*** SUPPLIED ENTRIES ***

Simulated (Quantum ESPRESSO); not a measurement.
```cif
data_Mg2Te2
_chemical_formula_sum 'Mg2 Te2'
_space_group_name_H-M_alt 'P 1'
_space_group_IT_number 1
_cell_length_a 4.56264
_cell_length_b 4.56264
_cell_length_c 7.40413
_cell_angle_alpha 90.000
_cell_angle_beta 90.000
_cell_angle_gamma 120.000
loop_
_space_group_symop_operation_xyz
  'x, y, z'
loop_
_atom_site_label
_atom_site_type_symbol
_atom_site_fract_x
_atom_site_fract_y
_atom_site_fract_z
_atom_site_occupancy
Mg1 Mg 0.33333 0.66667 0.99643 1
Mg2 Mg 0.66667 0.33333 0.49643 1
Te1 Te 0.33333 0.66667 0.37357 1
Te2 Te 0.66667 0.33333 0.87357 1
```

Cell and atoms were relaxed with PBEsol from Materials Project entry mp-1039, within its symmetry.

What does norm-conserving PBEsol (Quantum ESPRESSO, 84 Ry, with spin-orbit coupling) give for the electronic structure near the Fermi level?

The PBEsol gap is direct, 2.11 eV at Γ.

***

REQUIRED ACTION
What you write must be the entries restated word for word, from the opening line through the one holding "What does norm-conserving", with nothing else.

ANSWER BOX
Simulated (Quantum ESPRESSO); not a measurement.
```cif
data_Mg2Te2
_chemical_formula_sum 'Mg2 Te2'
_space_group_name_H-M_alt 'P 1'
_space_group_IT_number 1
_cell_length_a 4.56264
_cell_length_b 4.56264
_cell_length_c 7.40413
_cell_angle_alpha 90.000
_cell_angle_beta 90.000
_cell_angle_gamma 120.000
loop_
_space_group_symop_operation_xyz
  'x, y, z'
loop_
_atom_site_label
_atom_site_type_symbol
_atom_site_fract_x
_atom_site_fract_y
_atom_site_fract_z
_atom_site_occupancy
Mg1 Mg 0.33333 0.66667 0.99643 1
Mg2 Mg 0.66667 0.33333 0.49643 1
Te1 Te 0.33333 0.66667 0.37357 1
Te2 Te 0.66667 0.33333 0.87357 1
```

Cell and atoms were relaxed with PBEsol from Materials Project entry mp-1039, within its symmetry.

What does norm-conserving PBEsol (Quantum ESPRESSO, 84 Ry, with spin-orbit coupling) give for the electronic structure near the Fermi level?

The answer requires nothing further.